Would you output the entries below only from the line containing "and bulk modulus." through the line containing "The computed numbers", exactly as they stand and with both ends included?

○ ○ ○ ○

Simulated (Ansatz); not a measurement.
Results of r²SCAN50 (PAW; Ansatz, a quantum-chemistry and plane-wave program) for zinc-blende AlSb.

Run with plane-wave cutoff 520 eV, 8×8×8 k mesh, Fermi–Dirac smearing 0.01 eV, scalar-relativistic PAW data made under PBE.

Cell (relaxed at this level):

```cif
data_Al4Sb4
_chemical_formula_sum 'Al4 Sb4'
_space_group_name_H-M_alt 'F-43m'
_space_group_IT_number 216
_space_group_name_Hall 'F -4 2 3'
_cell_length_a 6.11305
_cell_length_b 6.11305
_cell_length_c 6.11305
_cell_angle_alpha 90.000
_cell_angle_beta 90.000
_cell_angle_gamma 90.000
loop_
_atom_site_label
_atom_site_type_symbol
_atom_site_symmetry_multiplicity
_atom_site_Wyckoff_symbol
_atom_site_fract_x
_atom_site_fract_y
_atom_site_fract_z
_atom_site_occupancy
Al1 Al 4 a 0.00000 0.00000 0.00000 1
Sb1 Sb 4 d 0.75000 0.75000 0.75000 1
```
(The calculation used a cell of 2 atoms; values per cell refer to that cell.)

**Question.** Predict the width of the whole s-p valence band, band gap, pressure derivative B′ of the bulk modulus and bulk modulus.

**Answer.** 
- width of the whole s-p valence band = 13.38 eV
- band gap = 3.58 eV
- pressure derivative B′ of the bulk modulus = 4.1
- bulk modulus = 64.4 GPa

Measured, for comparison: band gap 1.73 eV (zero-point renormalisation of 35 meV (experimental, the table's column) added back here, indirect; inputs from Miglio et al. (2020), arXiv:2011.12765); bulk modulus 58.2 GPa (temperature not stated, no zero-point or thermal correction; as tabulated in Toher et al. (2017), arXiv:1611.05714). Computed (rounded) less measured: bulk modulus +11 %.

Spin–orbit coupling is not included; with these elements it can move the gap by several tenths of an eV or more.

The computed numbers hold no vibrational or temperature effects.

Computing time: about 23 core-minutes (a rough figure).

○ ○ ○ ○

### TASK RESPONSE
**Question.** Predict the width of the whole s-p valence band, band gap, pressure derivative B′ of the bulk modulus and bulk modulus.

**Answer.** 
- width of the whole s-p valence band = 13.38 eV
- band gap = 3.58 eV
- pressure derivative B′ of the bulk modulus = 4.1
- bulk modulus = 64.4 GPa

Measured, for comparison: band gap 1.73 eV (zero-point renormalisation of 35 meV (experimental, the table's column) added back here, indirect; inputs from Miglio et al. (2020), arXiv:2011.12765); bulk modulus 58.2 GPa (temperature not stated, no zero-point or thermal correction; as tabulated in Toher et al. (2017), arXiv:1611.05714). Computed (rounded) less measured: bulk modulus +11 %.

Spin–orbit coupling is not included; with these elements it can move the gap by several tenths of an eV or more.

The computed numbers hold no vibrational or temperature effects.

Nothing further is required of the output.